■ Brief
Nothing but the lines from the start of the records through the line that contains "Question: Rank the" is to be copied, and each is to be copied exactly.

■ Provided information
────────
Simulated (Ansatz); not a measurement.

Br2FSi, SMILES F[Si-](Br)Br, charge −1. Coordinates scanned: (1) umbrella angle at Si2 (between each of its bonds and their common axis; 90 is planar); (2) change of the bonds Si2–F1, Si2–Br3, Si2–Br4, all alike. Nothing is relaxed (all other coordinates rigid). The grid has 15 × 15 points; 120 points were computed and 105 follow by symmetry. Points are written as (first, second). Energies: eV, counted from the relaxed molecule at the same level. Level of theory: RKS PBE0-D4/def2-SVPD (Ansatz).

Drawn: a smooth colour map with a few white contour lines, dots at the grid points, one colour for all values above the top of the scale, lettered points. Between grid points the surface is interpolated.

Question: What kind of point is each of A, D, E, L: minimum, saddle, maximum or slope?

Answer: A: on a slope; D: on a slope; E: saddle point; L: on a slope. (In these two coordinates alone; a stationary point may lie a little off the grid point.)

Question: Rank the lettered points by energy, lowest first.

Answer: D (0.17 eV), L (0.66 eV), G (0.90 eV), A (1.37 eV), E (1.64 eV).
────────

■ Exercise solution
Simulated (Ansatz); not a measurement.

Br2FSi, SMILES F[Si-](Br)Br, charge −1. Coordinates scanned: (1) umbrella angle at Si2 (between each of its bonds and their common axis; 90 is planar); (2) change of the bonds Si2–F1, Si2–Br3, Si2–Br4, all alike. Nothing is relaxed (all other coordinates rigid). The grid has 15 × 15 points; 120 points were computed and 105 follow by symmetry. Points are written as (first, second). Energies: eV, counted from the relaxed molecule at the same level. Level of theory: RKS PBE0-D4/def2-SVPD (Ansatz).

Drawn: a smooth colour map with a few white contour lines, dots at the grid points, one colour for all values above the top of the scale, lettered points. Between grid points the surface is interpolated.

Question: What kind of point is each of A, D, E, L: minimum, saddle, maximum or slope?

Answer: A: on a slope; D: on a slope; E: saddle point; L: on a slope. (In these two coordinates alone; a stationary point may lie a little off the grid point.)

Question: Rank the lettered points by energy, lowest first.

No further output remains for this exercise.